**Excerpted records**
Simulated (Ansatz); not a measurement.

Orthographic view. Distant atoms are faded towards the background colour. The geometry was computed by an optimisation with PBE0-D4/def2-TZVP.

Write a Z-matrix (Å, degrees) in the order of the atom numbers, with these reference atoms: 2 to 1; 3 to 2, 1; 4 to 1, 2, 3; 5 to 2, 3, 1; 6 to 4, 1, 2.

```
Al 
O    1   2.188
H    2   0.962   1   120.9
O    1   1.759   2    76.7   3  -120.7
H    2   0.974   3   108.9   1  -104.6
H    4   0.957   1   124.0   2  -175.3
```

**Brief**
Starting at the first line of the entries above, please extract each line up to and including the line with "Orthographic view. Distant", unchanged, and add nothing.

**Exercise output**
Simulated (Ansatz); not a measurement.

Orthographic view. Distant atoms are faded towards the background colour. The geometry was computed by an optimisation with PBE0-D4/def2-TZVP.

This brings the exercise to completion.